■ Assigned task
Treat the line containing "17 atoms, charge" as the last one, and return every line exactly from the first line of the material below up to it.

■ Recorded data
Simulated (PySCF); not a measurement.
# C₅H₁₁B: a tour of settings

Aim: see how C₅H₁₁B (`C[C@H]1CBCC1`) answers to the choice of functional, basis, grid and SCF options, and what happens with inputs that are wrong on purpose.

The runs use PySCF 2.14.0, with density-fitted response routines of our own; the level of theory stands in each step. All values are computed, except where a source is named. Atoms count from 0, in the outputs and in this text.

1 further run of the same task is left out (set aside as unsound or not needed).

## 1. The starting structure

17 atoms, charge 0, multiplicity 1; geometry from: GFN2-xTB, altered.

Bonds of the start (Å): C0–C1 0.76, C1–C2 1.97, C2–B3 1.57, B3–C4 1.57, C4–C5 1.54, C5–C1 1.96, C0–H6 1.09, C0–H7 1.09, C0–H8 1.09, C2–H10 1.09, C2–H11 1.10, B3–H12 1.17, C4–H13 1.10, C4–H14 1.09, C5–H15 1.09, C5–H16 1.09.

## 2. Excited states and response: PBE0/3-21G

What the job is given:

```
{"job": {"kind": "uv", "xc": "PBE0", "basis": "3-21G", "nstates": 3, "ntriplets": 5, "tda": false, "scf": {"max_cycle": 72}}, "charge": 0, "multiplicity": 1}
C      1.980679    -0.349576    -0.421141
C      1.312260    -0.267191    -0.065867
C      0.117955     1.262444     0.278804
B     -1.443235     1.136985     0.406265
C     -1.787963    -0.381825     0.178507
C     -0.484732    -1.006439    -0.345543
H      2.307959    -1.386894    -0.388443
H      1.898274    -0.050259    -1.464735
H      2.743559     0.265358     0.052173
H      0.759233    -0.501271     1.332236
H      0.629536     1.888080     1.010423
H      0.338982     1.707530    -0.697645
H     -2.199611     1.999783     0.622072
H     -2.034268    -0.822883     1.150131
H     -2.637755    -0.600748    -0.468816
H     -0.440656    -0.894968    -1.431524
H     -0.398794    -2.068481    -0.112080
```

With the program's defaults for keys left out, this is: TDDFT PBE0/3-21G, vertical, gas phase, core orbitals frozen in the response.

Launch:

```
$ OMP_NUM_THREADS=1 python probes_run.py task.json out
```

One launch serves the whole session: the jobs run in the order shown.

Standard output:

■ Answer area
Simulated (PySCF); not a measurement.
# C₅H₁₁B: a tour of settings

Aim: see how C₅H₁₁B (`C[C@H]1CBCC1`) answers to the choice of functional, basis, grid and SCF options, and what happens with inputs that are wrong on purpose.

The runs use PySCF 2.14.0, with density-fitted response routines of our own; the level of theory stands in each step. All values are computed, except where a source is named. Atoms count from 0, in the outputs and in this text.

1 further run of the same task is left out (set aside as unsound or not needed).

## 1. The starting structure

17 atoms, charge 0, multiplicity 1; geometry from: GFN2-xTB, altered.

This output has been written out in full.